(Exercise)
With every line kept intact, print the entries that appear below.

(Source data)
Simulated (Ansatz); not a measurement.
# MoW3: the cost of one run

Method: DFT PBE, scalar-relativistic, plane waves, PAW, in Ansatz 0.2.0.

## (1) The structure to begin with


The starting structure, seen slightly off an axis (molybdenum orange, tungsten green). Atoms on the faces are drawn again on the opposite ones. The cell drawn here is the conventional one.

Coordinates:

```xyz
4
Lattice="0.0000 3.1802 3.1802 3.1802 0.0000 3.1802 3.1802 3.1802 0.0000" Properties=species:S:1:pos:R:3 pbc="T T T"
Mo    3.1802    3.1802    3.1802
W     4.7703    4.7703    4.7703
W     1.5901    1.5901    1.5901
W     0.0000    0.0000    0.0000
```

(Task output)
Simulated (Ansatz); not a measurement.
# MoW3: the cost of one run

Method: DFT PBE, scalar-relativistic, plane waves, PAW, in Ansatz 0.2.0.

## (1) The structure to begin with


The starting structure, seen slightly off an axis (molybdenum orange, tungsten green). Atoms on the faces are drawn again on the opposite ones. The cell drawn here is the conventional one.

Coordinates:

```xyz
4
Lattice="0.0000 3.1802 3.1802 3.1802 0.0000 3.1802 3.1802 3.1802 0.0000" Properties=species:S:1:pos:R:3 pbc="T T T"
Mo    3.1802    3.1802    3.1802
W     4.7703    4.7703    4.7703
W     1.5901    1.5901    1.5901
W     0.0000    0.0000    0.0000
```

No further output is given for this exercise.